Information |
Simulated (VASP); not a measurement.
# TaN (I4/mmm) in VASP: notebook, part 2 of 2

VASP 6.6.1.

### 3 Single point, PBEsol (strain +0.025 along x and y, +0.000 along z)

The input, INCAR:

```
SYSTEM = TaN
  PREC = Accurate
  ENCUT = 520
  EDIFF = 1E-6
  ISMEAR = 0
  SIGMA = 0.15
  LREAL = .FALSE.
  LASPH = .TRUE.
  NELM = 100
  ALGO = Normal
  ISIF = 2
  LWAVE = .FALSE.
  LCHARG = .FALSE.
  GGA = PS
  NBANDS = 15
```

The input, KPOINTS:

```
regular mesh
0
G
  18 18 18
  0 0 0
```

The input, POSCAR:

Work task |
Repeat the material in full, exactly as it reads.

Task answer |
Simulated (VASP); not a measurement.
# TaN (I4/mmm) in VASP: notebook, part 2 of 2

VASP 6.6.1.

### 3 Single point, PBEsol (strain +0.025 along x and y, +0.000 along z)

The input, INCAR:

```
SYSTEM = TaN
  PREC = Accurate
  ENCUT = 520
  EDIFF = 1E-6
  ISMEAR = 0
  SIGMA = 0.15
  LREAL = .FALSE.
  LASPH = .TRUE.
  NELM = 100
  ALGO = Normal
  ISIF = 2
  LWAVE = .FALSE.
  LCHARG = .FALSE.
  GGA = PS
  NBANDS = 15
```

The input, KPOINTS:

```
regular mesh
0
G
  18 18 18
  0 0 0
```

The input, POSCAR:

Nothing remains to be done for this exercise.